◆ Source material
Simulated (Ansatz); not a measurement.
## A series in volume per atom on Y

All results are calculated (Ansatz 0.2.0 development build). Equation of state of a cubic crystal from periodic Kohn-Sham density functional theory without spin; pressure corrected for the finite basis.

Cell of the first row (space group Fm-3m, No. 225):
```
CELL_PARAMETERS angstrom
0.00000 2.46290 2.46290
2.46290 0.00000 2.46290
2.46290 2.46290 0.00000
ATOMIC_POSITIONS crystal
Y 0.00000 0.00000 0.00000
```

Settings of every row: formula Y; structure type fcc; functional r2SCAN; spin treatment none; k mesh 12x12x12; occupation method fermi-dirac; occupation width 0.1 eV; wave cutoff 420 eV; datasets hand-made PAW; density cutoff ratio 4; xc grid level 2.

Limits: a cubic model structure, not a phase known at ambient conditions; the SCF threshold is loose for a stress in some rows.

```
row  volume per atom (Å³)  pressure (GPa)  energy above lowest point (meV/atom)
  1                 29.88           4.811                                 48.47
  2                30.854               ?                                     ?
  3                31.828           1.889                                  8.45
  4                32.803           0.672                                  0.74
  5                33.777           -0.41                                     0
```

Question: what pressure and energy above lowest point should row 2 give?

◆ Assigned task
Copy out the material, keeping every line exactly as it is.

◆ Exercise response
Simulated (Ansatz); not a measurement.
## A series in volume per atom on Y

All results are calculated (Ansatz 0.2.0 development build). Equation of state of a cubic crystal from periodic Kohn-Sham density functional theory without spin; pressure corrected for the finite basis.

Cell of the first row (space group Fm-3m, No. 225):
```
CELL_PARAMETERS angstrom
0.00000 2.46290 2.46290
2.46290 0.00000 2.46290
2.46290 2.46290 0.00000
ATOMIC_POSITIONS crystal
Y 0.00000 0.00000 0.00000
```

Settings of every row: formula Y; structure type fcc; functional r2SCAN; spin treatment none; k mesh 12x12x12; occupation method fermi-dirac; occupation width 0.1 eV; wave cutoff 420 eV; datasets hand-made PAW; density cutoff ratio 4; xc grid level 2.

Limits: a cubic model structure, not a phase known at ambient conditions; the SCF threshold is loose for a stress in some rows.

```
row  volume per atom (Å³)  pressure (GPa)  energy above lowest point (meV/atom)
  1                 29.88           4.811                                 48.47
  2                30.854               ?                                     ?
  3                31.828           1.889                                  8.45
  4                32.803           0.672                                  0.74
  5                33.777           -0.41                                     0
```

Question: what pressure and energy above lowest point should row 2 give?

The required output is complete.